§ Task item
Output exactly, with nothing added, the entries from the first line through the line with "Task: Estimate the wall time of this run.".

══════

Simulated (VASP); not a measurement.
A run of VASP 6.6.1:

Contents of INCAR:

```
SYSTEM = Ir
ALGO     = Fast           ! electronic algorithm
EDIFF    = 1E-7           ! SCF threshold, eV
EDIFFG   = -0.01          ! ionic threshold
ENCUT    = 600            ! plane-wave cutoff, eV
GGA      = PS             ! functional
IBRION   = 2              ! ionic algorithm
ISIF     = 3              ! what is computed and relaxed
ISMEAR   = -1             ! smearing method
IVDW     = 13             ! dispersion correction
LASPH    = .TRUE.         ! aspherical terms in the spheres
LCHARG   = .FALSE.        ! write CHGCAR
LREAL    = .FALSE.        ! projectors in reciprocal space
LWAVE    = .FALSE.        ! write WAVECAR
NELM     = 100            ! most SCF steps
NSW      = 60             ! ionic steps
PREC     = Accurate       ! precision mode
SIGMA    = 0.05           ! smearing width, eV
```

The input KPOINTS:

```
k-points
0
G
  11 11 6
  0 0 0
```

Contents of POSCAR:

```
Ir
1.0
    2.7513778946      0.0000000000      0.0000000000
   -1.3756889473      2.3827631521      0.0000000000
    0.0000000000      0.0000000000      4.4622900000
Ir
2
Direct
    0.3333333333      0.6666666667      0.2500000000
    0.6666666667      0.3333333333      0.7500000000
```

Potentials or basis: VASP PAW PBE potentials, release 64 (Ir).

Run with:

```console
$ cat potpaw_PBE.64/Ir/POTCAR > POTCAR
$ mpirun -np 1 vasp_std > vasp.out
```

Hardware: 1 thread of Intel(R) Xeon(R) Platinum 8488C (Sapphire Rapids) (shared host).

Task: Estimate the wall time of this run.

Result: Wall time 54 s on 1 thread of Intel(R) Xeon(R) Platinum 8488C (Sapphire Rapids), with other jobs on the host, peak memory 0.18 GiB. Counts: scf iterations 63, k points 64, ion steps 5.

══════

§ Response box
Simulated (VASP); not a measurement.
A run of VASP 6.6.1:

Contents of INCAR:

```
SYSTEM = Ir
ALGO     = Fast           ! electronic algorithm
EDIFF    = 1E-7           ! SCF threshold, eV
EDIFFG   = -0.01          ! ionic threshold
ENCUT    = 600            ! plane-wave cutoff, eV
GGA      = PS             ! functional
IBRION   = 2              ! ionic algorithm
ISIF     = 3              ! what is computed and relaxed
ISMEAR   = -1             ! smearing method
IVDW     = 13             ! dispersion correction
LASPH    = .TRUE.         ! aspherical terms in the spheres
LCHARG   = .FALSE.        ! write CHGCAR
LREAL    = .FALSE.        ! projectors in reciprocal space
LWAVE    = .FALSE.        ! write WAVECAR
NELM     = 100            ! most SCF steps
NSW      = 60             ! ionic steps
PREC     = Accurate       ! precision mode
SIGMA    = 0.05           ! smearing width, eV
```

The input KPOINTS:

```
k-points
0
G
  11 11 6
  0 0 0
```

Contents of POSCAR:

```
Ir
1.0
    2.7513778946      0.0000000000      0.0000000000
   -1.3756889473      2.3827631521      0.0000000000
    0.0000000000      0.0000000000      4.4622900000
Ir
2
Direct
    0.3333333333      0.6666666667      0.2500000000
    0.6666666667      0.3333333333      0.7500000000
```

Potentials or basis: VASP PAW PBE potentials, release 64 (Ir).

Run with:

```console
$ cat potpaw_PBE.64/Ir/POTCAR > POTCAR
$ mpirun -np 1 vasp_std > vasp.out
```

Hardware: 1 thread of Intel(R) Xeon(R) Platinum 8488C (Sapphire Rapids) (shared host).

Task: Estimate the wall time of this run.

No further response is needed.